**Requirement:**
When the line with "B. (parallel moments" is reached, include it and stop; before that, copy each line of the listing exactly from the first.

BEGIN
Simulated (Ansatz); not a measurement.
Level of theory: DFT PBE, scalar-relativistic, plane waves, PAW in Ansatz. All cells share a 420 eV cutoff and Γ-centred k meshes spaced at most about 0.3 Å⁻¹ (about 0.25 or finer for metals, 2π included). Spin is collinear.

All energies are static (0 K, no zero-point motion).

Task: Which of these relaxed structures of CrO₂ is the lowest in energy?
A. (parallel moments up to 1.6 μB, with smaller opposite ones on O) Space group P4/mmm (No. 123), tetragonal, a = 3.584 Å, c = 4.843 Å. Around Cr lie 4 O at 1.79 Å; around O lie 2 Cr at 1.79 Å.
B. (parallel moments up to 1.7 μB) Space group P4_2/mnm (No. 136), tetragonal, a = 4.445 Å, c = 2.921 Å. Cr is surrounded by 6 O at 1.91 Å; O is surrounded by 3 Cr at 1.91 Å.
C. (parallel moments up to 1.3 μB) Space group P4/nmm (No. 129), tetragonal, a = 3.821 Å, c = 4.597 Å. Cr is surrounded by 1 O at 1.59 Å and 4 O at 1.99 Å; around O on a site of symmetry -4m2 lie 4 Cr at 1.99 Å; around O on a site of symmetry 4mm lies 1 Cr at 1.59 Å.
END

**Task response:**
Simulated (Ansatz); not a measurement.
Level of theory: DFT PBE, scalar-relativistic, plane waves, PAW in Ansatz. All cells share a 420 eV cutoff and Γ-centred k meshes spaced at most about 0.3 Å⁻¹ (about 0.25 or finer for metals, 2π included). Spin is collinear.

All energies are static (0 K, no zero-point motion).

Task: Which of these relaxed structures of CrO₂ is the lowest in energy?
A. (parallel moments up to 1.6 μB, with smaller opposite ones on O) Space group P4/mmm (No. 123), tetragonal, a = 3.584 Å, c = 4.843 Å. Around Cr lie 4 O at 1.79 Å; around O lie 2 Cr at 1.79 Å.
B. (parallel moments up to 1.7 μB) Space group P4_2/mnm (No. 136), tetragonal, a = 4.445 Å, c = 2.921 Å. Cr is surrounded by 6 O at 1.91 Å; O is surrounded by 3 Cr at 1.91 Å.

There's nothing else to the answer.